## TASK ITEM
Give back exactly the lines of the data below, starting with the line that has "68°, C3–C4–O5–C6 176°" and going on through the line that has "-72°, O4–C5–C7–F8 -178°".

## DATASET ENTRIES
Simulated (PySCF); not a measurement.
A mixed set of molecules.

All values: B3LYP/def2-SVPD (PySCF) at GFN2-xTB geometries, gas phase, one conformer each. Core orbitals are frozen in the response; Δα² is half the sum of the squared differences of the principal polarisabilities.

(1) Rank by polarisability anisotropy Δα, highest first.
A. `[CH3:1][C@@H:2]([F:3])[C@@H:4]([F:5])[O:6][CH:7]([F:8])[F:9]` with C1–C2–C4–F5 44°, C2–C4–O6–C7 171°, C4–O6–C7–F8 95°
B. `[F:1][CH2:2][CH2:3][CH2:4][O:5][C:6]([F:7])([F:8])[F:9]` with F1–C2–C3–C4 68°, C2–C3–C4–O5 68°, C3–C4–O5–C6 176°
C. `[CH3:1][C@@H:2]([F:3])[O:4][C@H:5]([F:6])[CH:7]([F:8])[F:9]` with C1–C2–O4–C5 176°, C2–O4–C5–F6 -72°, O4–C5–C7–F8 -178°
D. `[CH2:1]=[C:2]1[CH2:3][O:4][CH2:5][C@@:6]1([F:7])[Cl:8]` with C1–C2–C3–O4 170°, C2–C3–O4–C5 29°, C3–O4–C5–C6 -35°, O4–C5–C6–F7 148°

## WRITTEN ANSWER
B. `[F:1][CH2:2][CH2:3][CH2:4][O:5][C:6]([F:7])([F:8])[F:9]` with F1–C2–C3–C4 68°, C2–C3–C4–O5 68°, C3–C4–O5–C6 176°
C. `[CH3:1][C@@H:2]([F:3])[O:4][C@H:5]([F:6])[CH:7]([F:8])[F:9]` with C1–C2–O4–C5 176°, C2–O4–C5–F6 -72°, O4–C5–C7–F8 -178°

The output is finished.